--- DATA Enclosed Below ---

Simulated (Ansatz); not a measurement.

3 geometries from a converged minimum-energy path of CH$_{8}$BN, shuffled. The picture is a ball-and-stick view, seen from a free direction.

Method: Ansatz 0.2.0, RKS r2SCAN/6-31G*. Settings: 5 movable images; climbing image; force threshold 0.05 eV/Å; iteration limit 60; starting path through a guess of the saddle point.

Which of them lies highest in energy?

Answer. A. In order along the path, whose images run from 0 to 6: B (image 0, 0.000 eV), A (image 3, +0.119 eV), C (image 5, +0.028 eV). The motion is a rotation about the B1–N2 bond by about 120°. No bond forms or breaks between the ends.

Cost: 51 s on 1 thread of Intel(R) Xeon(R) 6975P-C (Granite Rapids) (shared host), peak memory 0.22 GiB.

--- End of Enclosed DATA ---

ACTION ITEM -> Start with the line above that contains "3 geometries from" and stop after the line that contains "Answer. A. In". Output those lines exactly, and only those.

RESPONSE BOX ->
3 geometries from a converged minimum-energy path of CH$_{8}$BN, shuffled. The picture is a ball-and-stick view, seen from a free direction.

Method: Ansatz 0.2.0, RKS r2SCAN/6-31G*. Settings: 5 movable images; climbing image; force threshold 0.05 eV/Å; iteration limit 60; starting path through a guess of the saddle point.

Which of them lies highest in energy?

Answer. A. In order along the path, whose images run from 0 to 6: B (image 0, 0.000 eV), A (image 3, +0.119 eV), C (image 5, +0.028 eV). The motion is a rotation about the B1–N2 bond by about 120°. No bond forms or breaks between the ends.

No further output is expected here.